━━━━
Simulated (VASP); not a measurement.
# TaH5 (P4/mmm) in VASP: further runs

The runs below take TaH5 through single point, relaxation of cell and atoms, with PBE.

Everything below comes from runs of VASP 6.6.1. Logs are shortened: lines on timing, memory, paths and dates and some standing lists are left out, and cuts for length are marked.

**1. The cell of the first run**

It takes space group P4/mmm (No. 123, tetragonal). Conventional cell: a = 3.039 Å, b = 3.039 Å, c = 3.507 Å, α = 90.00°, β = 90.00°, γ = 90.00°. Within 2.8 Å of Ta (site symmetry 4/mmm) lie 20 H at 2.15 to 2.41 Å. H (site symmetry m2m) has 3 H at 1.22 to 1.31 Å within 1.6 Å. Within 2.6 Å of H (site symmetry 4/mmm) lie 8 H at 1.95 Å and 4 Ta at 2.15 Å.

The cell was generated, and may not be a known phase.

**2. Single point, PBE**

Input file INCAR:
━━━━

#### WORK TASK
Please reproduce all of the entries exactly as they stand.

#### ANSWER BOX
Simulated (VASP); not a measurement.
# TaH5 (P4/mmm) in VASP: further runs

The runs below take TaH5 through single point, relaxation of cell and atoms, with PBE.

Everything below comes from runs of VASP 6.6.1. Logs are shortened: lines on timing, memory, paths and dates and some standing lists are left out, and cuts for length are marked.

**1. The cell of the first run**

It takes space group P4/mmm (No. 123, tetragonal). Conventional cell: a = 3.039 Å, b = 3.039 Å, c = 3.507 Å, α = 90.00°, β = 90.00°, γ = 90.00°. Within 2.8 Å of Ta (site symmetry 4/mmm) lie 20 H at 2.15 to 2.41 Å. H (site symmetry m2m) has 3 H at 1.22 to 1.31 Å within 1.6 Å. Within 2.6 Å of H (site symmetry 4/mmm) lie 8 H at 1.95 Å and 4 Ta at 2.15 Å.

The cell was generated, and may not be a known phase.

**2. Single point, PBE**

Input file INCAR:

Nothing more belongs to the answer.